**Dataset content:**
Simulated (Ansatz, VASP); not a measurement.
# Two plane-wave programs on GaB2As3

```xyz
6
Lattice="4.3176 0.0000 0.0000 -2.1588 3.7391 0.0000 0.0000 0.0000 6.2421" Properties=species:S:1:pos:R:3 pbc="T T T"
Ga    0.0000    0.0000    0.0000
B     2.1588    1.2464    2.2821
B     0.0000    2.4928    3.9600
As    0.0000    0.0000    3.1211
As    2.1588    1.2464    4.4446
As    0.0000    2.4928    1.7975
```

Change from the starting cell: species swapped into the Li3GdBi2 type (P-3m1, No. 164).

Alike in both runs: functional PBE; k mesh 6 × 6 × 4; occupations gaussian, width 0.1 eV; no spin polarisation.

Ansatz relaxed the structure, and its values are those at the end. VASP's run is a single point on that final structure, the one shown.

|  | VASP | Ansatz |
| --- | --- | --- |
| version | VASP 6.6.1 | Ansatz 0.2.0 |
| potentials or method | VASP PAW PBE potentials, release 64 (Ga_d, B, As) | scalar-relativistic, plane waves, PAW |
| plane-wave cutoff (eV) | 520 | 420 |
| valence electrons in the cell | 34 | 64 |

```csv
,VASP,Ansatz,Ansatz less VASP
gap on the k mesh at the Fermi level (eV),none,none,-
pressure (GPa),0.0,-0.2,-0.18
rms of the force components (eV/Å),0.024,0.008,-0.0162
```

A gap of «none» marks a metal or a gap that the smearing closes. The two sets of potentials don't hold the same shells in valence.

**Brief:** Exactly as written, reproduce the lines of the data above from the first line through the line where "Change from the" appears.

**Expected answer:**
Simulated (Ansatz, VASP); not a measurement.
# Two plane-wave programs on GaB2As3

```xyz
6
Lattice="4.3176 0.0000 0.0000 -2.1588 3.7391 0.0000 0.0000 0.0000 6.2421" Properties=species:S:1:pos:R:3 pbc="T T T"
Ga    0.0000    0.0000    0.0000
B     2.1588    1.2464    2.2821
B     0.0000    2.4928    3.9600
As    0.0000    0.0000    3.1211
As    2.1588    1.2464    4.4446
As    0.0000    2.4928    1.7975
```

Change from the starting cell: species swapped into the Li3GdBi2 type (P-3m1, No. 164).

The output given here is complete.